ASSIGNED TASK:
Can you reproduce the data beneath, keeping every line exact?

THE DATA:
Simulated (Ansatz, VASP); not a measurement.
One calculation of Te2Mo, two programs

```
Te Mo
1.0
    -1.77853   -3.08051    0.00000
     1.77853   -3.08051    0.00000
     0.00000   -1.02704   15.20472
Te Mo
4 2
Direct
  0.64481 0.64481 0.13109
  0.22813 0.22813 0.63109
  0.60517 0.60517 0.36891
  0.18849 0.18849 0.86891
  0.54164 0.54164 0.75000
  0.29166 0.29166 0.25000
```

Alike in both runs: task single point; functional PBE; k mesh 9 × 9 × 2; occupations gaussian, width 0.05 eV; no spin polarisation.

RESULT:
Simulated (Ansatz, VASP); not a measurement.
One calculation of Te2Mo, two programs

```
Te Mo
1.0
    -1.77853   -3.08051    0.00000
     1.77853   -3.08051    0.00000
     0.00000   -1.02704   15.20472
Te Mo
4 2
Direct
  0.64481 0.64481 0.13109
  0.22813 0.22813 0.63109
  0.60517 0.60517 0.36891
  0.18849 0.18849 0.86891
  0.54164 0.54164 0.75000
  0.29166 0.29166 0.25000
```

Alike in both runs: task single point; functional PBE; k mesh 9 × 9 × 2; occupations gaussian, width 0.05 eV; no spin polarisation.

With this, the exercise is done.